## Assignment
Extract the full listing below without altering a single character.

## Data section
━━━━━━━━━━━━━━━━

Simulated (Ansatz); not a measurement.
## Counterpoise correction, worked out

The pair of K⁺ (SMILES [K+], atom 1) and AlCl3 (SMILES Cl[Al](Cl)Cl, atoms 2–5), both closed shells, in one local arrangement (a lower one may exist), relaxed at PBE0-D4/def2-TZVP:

━━━━━━━━━━━━━━━━

## Reply
Simulated (Ansatz); not a measurement.
## Counterpoise correction, worked out

The pair of K⁺ (SMILES [K+], atom 1) and AlCl3 (SMILES Cl[Al](Cl)Cl, atoms 2–5), both closed shells, in one local arrangement (a lower one may exist), relaxed at PBE0-D4/def2-TZVP:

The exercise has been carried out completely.